◆ Brief
Nothing but the lines from the start of the records below through the line that has "correlation | PZ81 |" should appear, each exactly as given.

◆ Information
***
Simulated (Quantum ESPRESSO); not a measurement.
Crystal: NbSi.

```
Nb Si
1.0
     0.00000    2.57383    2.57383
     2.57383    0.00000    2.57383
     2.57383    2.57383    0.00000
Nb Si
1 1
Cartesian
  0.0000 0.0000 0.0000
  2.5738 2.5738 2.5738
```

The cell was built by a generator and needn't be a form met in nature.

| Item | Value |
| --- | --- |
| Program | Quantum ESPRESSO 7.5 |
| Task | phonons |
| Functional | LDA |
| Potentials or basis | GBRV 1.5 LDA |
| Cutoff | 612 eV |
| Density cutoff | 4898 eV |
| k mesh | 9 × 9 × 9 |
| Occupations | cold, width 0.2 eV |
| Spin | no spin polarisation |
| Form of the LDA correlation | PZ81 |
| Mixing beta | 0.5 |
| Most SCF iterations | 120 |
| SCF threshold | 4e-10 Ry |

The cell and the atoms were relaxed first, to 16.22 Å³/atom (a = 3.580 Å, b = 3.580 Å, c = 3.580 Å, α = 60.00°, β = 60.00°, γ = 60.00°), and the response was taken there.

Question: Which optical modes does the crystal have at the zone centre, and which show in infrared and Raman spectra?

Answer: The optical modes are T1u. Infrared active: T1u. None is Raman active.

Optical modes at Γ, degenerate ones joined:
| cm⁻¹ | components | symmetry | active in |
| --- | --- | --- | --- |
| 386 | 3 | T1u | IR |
***

◆ Result
Simulated (Quantum ESPRESSO); not a measurement.
Crystal: NbSi.

```
Nb Si
1.0
     0.00000    2.57383    2.57383
     2.57383    0.00000    2.57383
     2.57383    2.57383    0.00000
Nb Si
1 1
Cartesian
  0.0000 0.0000 0.0000
  2.5738 2.5738 2.5738
```

The cell was built by a generator and needn't be a form met in nature.

| Item | Value |
| --- | --- |
| Program | Quantum ESPRESSO 7.5 |
| Task | phonons |
| Functional | LDA |
| Potentials or basis | GBRV 1.5 LDA |
| Cutoff | 612 eV |
| Density cutoff | 4898 eV |
| k mesh | 9 × 9 × 9 |
| Occupations | cold, width 0.2 eV |
| Spin | no spin polarisation |
| Form of the LDA correlation | PZ81 |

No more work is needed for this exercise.